--------

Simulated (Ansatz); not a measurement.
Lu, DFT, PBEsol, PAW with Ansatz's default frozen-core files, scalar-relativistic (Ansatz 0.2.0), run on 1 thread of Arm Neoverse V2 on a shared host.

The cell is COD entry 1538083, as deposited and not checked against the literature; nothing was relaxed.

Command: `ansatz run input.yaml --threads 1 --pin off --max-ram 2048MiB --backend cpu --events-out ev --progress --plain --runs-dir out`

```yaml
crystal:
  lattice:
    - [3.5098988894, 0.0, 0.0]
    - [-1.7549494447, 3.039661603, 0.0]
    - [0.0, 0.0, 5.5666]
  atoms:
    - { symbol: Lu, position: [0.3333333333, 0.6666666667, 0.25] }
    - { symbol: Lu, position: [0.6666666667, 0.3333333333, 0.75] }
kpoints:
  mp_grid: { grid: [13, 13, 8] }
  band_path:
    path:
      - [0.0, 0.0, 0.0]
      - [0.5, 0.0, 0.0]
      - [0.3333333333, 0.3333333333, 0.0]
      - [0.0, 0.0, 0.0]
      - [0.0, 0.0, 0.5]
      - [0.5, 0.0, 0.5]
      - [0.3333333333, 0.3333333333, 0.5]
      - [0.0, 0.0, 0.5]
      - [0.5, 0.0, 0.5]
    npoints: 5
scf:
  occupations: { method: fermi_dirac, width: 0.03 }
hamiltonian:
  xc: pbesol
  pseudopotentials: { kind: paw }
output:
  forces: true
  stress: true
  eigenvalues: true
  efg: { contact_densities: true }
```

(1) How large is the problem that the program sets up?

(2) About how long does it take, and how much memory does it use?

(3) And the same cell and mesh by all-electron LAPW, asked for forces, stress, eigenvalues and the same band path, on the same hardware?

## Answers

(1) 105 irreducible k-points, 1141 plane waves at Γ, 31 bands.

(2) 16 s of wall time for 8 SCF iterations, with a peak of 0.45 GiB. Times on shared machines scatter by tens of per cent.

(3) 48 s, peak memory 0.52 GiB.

--------

• Work instruction:
An exact repetition of the material above is required, from its first line through the line holding "(1) 105 irreducible", with nothing added.

• Answer space:
Simulated (Ansatz); not a measurement.
Lu, DFT, PBEsol, PAW with Ansatz's default frozen-core files, scalar-relativistic (Ansatz 0.2.0), run on 1 thread of Arm Neoverse V2 on a shared host.

The cell is COD entry 1538083, as deposited and not checked against the literature; nothing was relaxed.

Command: `ansatz run input.yaml --threads 1 --pin off --max-ram 2048MiB --backend cpu --events-out ev --progress --plain --runs-dir out`

```yaml
crystal:
  lattice:
    - [3.5098988894, 0.0, 0.0]
    - [-1.7549494447, 3.039661603, 0.0]
    - [0.0, 0.0, 5.5666]
  atoms:
    - { symbol: Lu, position: [0.3333333333, 0.6666666667, 0.25] }
    - { symbol: Lu, position: [0.6666666667, 0.3333333333, 0.75] }
kpoints:
  mp_grid: { grid: [13, 13, 8] }
  band_path:
    path:
      - [0.0, 0.0, 0.0]
      - [0.5, 0.0, 0.0]
      - [0.3333333333, 0.3333333333, 0.0]
      - [0.0, 0.0, 0.0]
      - [0.0, 0.0, 0.5]
      - [0.5, 0.0, 0.5]
      - [0.3333333333, 0.3333333333, 0.5]
      - [0.0, 0.0, 0.5]
      - [0.5, 0.0, 0.5]
    npoints: 5
scf:
  occupations: { method: fermi_dirac, width: 0.03 }
hamiltonian:
  xc: pbesol
  pseudopotentials: { kind: paw }
output:
  forces: true
  stress: true
  eigenvalues: true
  efg: { contact_densities: true }
```

(1) How large is the problem that the program sets up?

(2) About how long does it take, and how much memory does it use?

(3) And the same cell and mesh by all-electron LAPW, asked for forces, stress, eigenvalues and the same band path, on the same hardware?

## Answers

(1) 105 irreducible k-points, 1141 plane waves at Γ, 31 bands.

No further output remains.